#### AVAILABLE DATA
* * * * * * * * *
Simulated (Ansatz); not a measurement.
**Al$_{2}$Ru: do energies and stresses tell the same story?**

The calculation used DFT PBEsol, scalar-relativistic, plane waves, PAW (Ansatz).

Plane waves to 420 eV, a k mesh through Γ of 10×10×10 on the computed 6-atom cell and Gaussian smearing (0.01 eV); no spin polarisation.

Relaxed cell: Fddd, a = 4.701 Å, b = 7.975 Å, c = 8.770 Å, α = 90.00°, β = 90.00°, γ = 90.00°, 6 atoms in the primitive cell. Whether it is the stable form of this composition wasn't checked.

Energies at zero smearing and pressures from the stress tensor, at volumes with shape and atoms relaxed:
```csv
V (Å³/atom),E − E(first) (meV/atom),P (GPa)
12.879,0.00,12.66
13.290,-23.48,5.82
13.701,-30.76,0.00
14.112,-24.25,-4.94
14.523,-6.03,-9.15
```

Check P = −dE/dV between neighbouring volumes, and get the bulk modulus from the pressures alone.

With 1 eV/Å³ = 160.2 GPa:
* * * * * * * * *

#### ACTIVITY
The entries above are to be retyped exactly.

#### EXERCISE RESPONSE
Simulated (Ansatz); not a measurement.
**Al$_{2}$Ru: do energies and stresses tell the same story?**

The calculation used DFT PBEsol, scalar-relativistic, plane waves, PAW (Ansatz).

Plane waves to 420 eV, a k mesh through Γ of 10×10×10 on the computed 6-atom cell and Gaussian smearing (0.01 eV); no spin polarisation.

Relaxed cell: Fddd, a = 4.701 Å, b = 7.975 Å, c = 8.770 Å, α = 90.00°, β = 90.00°, γ = 90.00°, 6 atoms in the primitive cell. Whether it is the stable form of this composition wasn't checked.

Energies at zero smearing and pressures from the stress tensor, at volumes with shape and atoms relaxed:
```csv
V (Å³/atom),E − E(first) (meV/atom),P (GPa)
12.879,0.00,12.66
13.290,-23.48,5.82
13.701,-30.76,0.00
14.112,-24.25,-4.94
14.523,-6.03,-9.15
```

Check P = −dE/dV between neighbouring volumes, and get the bulk modulus from the pressures alone.

With 1 eV/Å³ = 160.2 GPa:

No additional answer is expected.